ACTIVITY: Your output should be the lines from the start of the data through the line containing "Hardware: 1 thread", exactly and nothing more.

....................
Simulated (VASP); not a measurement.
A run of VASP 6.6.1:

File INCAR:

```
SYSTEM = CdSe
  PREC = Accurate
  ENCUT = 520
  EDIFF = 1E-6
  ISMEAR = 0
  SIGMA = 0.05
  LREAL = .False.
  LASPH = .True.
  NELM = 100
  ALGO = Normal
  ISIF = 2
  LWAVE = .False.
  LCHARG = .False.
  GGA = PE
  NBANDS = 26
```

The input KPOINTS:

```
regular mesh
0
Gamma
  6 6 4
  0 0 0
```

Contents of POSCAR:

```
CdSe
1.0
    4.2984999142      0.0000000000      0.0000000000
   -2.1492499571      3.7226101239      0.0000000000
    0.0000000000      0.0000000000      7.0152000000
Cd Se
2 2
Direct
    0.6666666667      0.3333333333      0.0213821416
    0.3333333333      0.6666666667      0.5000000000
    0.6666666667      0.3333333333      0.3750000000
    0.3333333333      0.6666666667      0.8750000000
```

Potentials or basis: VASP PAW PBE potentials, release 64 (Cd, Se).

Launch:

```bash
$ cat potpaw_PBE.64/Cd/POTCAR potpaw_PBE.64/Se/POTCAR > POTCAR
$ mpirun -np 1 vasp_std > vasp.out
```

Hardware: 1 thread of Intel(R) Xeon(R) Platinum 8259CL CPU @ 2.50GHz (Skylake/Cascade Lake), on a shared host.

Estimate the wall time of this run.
....................

EXERCISE ANSWER:
Simulated (VASP); not a measurement.
A run of VASP 6.6.1:

File INCAR:

```
SYSTEM = CdSe
  PREC = Accurate
  ENCUT = 520
  EDIFF = 1E-6
  ISMEAR = 0
  SIGMA = 0.05
  LREAL = .False.
  LASPH = .True.
  NELM = 100
  ALGO = Normal
  ISIF = 2
  LWAVE = .False.
  LCHARG = .False.
  GGA = PE
  NBANDS = 26
```

The input KPOINTS:

```
regular mesh
0
Gamma
  6 6 4
  0 0 0
```

Contents of POSCAR:

```
CdSe
1.0
    4.2984999142      0.0000000000      0.0000000000
   -2.1492499571      3.7226101239      0.0000000000
    0.0000000000      0.0000000000      7.0152000000
Cd Se
2 2
Direct
    0.6666666667      0.3333333333      0.0213821416
    0.3333333333      0.6666666667      0.5000000000
    0.6666666667      0.3333333333      0.3750000000
    0.3333333333      0.6666666667      0.8750000000
```

Potentials or basis: VASP PAW PBE potentials, release 64 (Cd, Se).

Launch:

```bash
$ cat potpaw_PBE.64/Cd/POTCAR potpaw_PBE.64/Se/POTCAR > POTCAR
$ mpirun -np 1 vasp_std > vasp.out
```

Hardware: 1 thread of Intel(R) Xeon(R) Platinum 8259CL CPU @ 2.50GHz (Skylake/Cascade Lake), on a shared host.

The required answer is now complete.